- _WORK TASK_: Pull out of the data below the stretch of lines bounded by the one containing "Drawn in the" and the one containing "The formula is", both bounds included, unchanged.

- _RECORD EXTRACTS_:
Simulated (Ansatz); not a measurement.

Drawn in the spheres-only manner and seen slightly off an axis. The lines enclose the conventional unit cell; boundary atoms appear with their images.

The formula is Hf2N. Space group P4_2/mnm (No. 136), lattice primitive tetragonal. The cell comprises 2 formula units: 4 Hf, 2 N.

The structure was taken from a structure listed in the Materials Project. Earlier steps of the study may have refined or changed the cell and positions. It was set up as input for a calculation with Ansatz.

- _EXERCISE ANSWER_:
Drawn in the spheres-only manner and seen slightly off an axis. The lines enclose the conventional unit cell; boundary atoms appear with their images.

The formula is Hf2N. Space group P4_2/mnm (No. 136), lattice primitive tetragonal. The cell comprises 2 formula units: 4 Hf, 2 N.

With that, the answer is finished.